* _Requirement_:
Your task is to copy the stretch of lines in the records below that begins with the line containing "Question: What do MP2" and ends with the line containing "Answer: The opposite-spin", exactly as written, with nothing added.

####################

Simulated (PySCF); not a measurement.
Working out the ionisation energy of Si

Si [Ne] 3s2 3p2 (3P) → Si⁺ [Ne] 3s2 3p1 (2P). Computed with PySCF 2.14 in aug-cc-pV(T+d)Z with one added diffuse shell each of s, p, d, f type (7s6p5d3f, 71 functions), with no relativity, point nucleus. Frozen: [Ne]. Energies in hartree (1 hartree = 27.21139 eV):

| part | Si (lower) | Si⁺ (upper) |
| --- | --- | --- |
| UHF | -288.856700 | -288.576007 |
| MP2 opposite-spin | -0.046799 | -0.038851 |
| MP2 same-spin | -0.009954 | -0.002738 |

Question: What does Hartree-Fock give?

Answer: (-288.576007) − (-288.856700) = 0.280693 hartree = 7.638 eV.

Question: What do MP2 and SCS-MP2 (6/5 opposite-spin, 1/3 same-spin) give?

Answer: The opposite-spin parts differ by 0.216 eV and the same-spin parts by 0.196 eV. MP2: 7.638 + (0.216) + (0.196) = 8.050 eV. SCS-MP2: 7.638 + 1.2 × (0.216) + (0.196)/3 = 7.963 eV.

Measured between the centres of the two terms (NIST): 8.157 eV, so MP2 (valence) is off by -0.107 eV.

####################

* _Your solution_:
Question: What do MP2 and SCS-MP2 (6/5 opposite-spin, 1/3 same-spin) give?

Answer: The opposite-spin parts differ by 0.216 eV and the same-spin parts by 0.196 eV. MP2: 7.638 + (0.216) + (0.196) = 8.050 eV. SCS-MP2: 7.638 + 1.2 × (0.216) + (0.196)/3 = 7.963 eV.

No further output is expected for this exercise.